====== RECORDS SHOWN ======

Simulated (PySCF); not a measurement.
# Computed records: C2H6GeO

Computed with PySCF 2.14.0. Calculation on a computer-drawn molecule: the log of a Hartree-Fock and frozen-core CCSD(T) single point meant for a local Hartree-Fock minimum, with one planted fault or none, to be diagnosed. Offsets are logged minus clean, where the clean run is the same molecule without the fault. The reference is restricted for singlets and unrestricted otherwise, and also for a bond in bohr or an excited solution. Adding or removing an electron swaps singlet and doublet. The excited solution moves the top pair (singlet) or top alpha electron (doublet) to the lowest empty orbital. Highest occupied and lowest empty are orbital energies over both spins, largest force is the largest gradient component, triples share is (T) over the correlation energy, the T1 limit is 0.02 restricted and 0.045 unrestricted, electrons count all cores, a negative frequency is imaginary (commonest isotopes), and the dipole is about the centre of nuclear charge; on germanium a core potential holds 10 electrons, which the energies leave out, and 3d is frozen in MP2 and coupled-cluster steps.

======

EXERCISE
All records should be written out again exactly as given.

EXERCISE RESULT
Simulated (PySCF); not a measurement.
# Computed records: C2H6GeO

Computed with PySCF 2.14.0. Calculation on a computer-drawn molecule: the log of a Hartree-Fock and frozen-core CCSD(T) single point meant for a local Hartree-Fock minimum, with one planted fault or none, to be diagnosed. Offsets are logged minus clean, where the clean run is the same molecule without the fault. The reference is restricted for singlets and unrestricted otherwise, and also for a bond in bohr or an excited solution. Adding or removing an electron swaps singlet and doublet. The excited solution moves the top pair (singlet) or top alpha electron (doublet) to the lowest empty orbital. Highest occupied and lowest empty are orbital energies over both spins, largest force is the largest gradient component, triples share is (T) over the correlation energy, the T1 limit is 0.02 restricted and 0.045 unrestricted, electrons count all cores, a negative frequency is imaginary (commonest isotopes), and the dipole is about the centre of nuclear charge; on germanium a core potential holds 10 electrons, which the energies leave out, and 3d is frozen in MP2 and coupled-cluster steps.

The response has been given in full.